*ACTIVITY*
Copy nothing from the entries below except the lines from the one containing "A run of VASP 6.6.1 is set up as follows." through the one containing "(3) 0.70 eV, direct.", and copy those exactly.

☆ ☆ ☆ ☆ ☆

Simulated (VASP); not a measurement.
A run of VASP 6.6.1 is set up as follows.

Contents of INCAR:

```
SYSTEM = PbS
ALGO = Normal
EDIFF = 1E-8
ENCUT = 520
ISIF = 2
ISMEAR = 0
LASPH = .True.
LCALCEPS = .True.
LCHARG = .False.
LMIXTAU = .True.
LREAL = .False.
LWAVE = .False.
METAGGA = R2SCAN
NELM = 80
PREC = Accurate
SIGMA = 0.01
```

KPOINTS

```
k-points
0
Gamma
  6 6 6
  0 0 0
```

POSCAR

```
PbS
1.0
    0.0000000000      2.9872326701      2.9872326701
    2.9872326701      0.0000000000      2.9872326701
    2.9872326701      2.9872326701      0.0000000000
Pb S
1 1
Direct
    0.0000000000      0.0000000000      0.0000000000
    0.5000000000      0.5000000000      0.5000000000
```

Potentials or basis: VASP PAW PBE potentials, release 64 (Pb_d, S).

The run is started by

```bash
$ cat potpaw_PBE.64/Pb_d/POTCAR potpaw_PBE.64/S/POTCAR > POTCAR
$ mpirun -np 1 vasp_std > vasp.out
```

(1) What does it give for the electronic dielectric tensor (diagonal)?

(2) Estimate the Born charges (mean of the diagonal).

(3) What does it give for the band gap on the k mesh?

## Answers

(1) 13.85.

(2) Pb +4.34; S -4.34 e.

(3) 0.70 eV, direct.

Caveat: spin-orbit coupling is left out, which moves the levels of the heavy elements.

☆ ☆ ☆ ☆ ☆

*SOLUTION*
A run of VASP 6.6.1 is set up as follows.

Contents of INCAR:

```
SYSTEM = PbS
ALGO = Normal
EDIFF = 1E-8
ENCUT = 520
ISIF = 2
ISMEAR = 0
LASPH = .True.
LCALCEPS = .True.
LCHARG = .False.
LMIXTAU = .True.
LREAL = .False.
LWAVE = .False.
METAGGA = R2SCAN
NELM = 80
PREC = Accurate
SIGMA = 0.01
```

KPOINTS

```
k-points
0
Gamma
  6 6 6
  0 0 0
```

POSCAR

```
PbS
1.0
    0.0000000000      2.9872326701      2.9872326701
    2.9872326701      0.0000000000      2.9872326701
    2.9872326701      2.9872326701      0.0000000000
Pb S
1 1
Direct
    0.0000000000      0.0000000000      0.0000000000
    0.5000000000      0.5000000000      0.5000000000
```

Potentials or basis: VASP PAW PBE potentials, release 64 (Pb_d, S).

The run is started by

```bash
$ cat potpaw_PBE.64/Pb_d/POTCAR potpaw_PBE.64/S/POTCAR > POTCAR
$ mpirun -np 1 vasp_std > vasp.out
```

(1) What does it give for the electronic dielectric tensor (diagonal)?

(2) Estimate the Born charges (mean of the diagonal).

(3) What does it give for the band gap on the k mesh?

## Answers

(1) 13.85.

(2) Pb +4.34; S -4.34 e.

(3) 0.70 eV, direct.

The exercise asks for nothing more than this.